- **WORK ORDER**
Because the material must match the original, reproduce every line of it exactly.

- **DATA EXTRACT**
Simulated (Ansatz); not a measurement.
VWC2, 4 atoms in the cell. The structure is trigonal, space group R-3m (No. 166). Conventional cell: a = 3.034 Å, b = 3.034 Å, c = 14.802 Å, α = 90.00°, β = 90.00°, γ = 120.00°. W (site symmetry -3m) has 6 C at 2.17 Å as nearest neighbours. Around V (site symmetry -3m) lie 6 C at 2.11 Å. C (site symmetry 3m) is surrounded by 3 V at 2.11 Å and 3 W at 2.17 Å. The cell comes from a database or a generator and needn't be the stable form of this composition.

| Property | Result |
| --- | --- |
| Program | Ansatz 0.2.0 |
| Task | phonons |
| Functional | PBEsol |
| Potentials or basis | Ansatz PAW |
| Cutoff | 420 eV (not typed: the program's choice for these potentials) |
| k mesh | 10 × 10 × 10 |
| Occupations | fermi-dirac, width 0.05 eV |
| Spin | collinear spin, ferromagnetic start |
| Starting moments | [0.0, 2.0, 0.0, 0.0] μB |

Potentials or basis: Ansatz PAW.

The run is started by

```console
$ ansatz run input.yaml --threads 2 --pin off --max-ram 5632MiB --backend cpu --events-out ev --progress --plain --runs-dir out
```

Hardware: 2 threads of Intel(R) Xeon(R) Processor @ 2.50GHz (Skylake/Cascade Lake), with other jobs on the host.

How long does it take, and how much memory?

- **EXERCISE RESULT**
Simulated (Ansatz); not a measurement.
VWC2, 4 atoms in the cell. The structure is trigonal, space group R-3m (No. 166). Conventional cell: a = 3.034 Å, b = 3.034 Å, c = 14.802 Å, α = 90.00°, β = 90.00°, γ = 120.00°. W (site symmetry -3m) has 6 C at 2.17 Å as nearest neighbours. Around V (site symmetry -3m) lie 6 C at 2.11 Å. C (site symmetry 3m) is surrounded by 3 V at 2.11 Å and 3 W at 2.17 Å. The cell comes from a database or a generator and needn't be the stable form of this composition.

| Property | Result |
| --- | --- |
| Program | Ansatz 0.2.0 |
| Task | phonons |
| Functional | PBEsol |
| Potentials or basis | Ansatz PAW |
| Cutoff | 420 eV (not typed: the program's choice for these potentials) |
| k mesh | 10 × 10 × 10 |
| Occupations | fermi-dirac, width 0.05 eV |
| Spin | collinear spin, ferromagnetic start |
| Starting moments | [0.0, 2.0, 0.0, 0.0] μB |

Potentials or basis: Ansatz PAW.

The run is started by

```console
$ ansatz run input.yaml --threads 2 --pin off --max-ram 5632MiB --backend cpu --events-out ev --progress --plain --runs-dir out
```

Hardware: 2 threads of Intel(R) Xeon(R) Processor @ 2.50GHz (Skylake/Cascade Lake), with other jobs on the host.

How long does it take, and how much memory?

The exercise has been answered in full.